### SUPPLIED RECORDS:
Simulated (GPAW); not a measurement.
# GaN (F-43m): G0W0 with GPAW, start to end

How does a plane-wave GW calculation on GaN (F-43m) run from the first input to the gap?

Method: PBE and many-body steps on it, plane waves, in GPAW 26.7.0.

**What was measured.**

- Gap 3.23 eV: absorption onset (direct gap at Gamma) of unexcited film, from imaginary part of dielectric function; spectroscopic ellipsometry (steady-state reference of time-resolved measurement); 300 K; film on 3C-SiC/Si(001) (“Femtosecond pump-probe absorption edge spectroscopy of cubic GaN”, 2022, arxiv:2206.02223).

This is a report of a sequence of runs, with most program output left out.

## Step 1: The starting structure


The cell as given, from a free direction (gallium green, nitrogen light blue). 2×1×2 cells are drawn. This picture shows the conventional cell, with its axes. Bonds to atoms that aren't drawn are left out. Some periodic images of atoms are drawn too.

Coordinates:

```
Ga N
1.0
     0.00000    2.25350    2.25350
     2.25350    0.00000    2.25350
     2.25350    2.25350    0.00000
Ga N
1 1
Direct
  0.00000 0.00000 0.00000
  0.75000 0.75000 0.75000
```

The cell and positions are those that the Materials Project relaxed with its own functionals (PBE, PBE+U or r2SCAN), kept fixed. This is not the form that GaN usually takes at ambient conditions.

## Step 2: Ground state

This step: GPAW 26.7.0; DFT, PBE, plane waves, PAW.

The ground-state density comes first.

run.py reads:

### REQUIREMENT:
All of the records must be repeated exactly.

### RESULT:
Simulated (GPAW); not a measurement.
# GaN (F-43m): G0W0 with GPAW, start to end

How does a plane-wave GW calculation on GaN (F-43m) run from the first input to the gap?

Method: PBE and many-body steps on it, plane waves, in GPAW 26.7.0.

**What was measured.**

- Gap 3.23 eV: absorption onset (direct gap at Gamma) of unexcited film, from imaginary part of dielectric function; spectroscopic ellipsometry (steady-state reference of time-resolved measurement); 300 K; film on 3C-SiC/Si(001) (“Femtosecond pump-probe absorption edge spectroscopy of cubic GaN”, 2022, arxiv:2206.02223).

This is a report of a sequence of runs, with most program output left out.

## Step 1: The starting structure


The cell as given, from a free direction (gallium green, nitrogen light blue). 2×1×2 cells are drawn. This picture shows the conventional cell, with its axes. Bonds to atoms that aren't drawn are left out. Some periodic images of atoms are drawn too.

Coordinates:

```
Ga N
1.0
     0.00000    2.25350    2.25350
     2.25350    0.00000    2.25350
     2.25350    2.25350    0.00000
Ga N
1 1
Direct
  0.00000 0.00000 0.00000
  0.75000 0.75000 0.75000
```

The cell and positions are those that the Materials Project relaxed with its own functionals (PBE, PBE+U or r2SCAN), kept fixed. This is not the form that GaN usually takes at ambient conditions.

## Step 2: Ground state

This step: GPAW 26.7.0; DFT, PBE, plane waves, PAW.

The ground-state density comes first.

run.py reads:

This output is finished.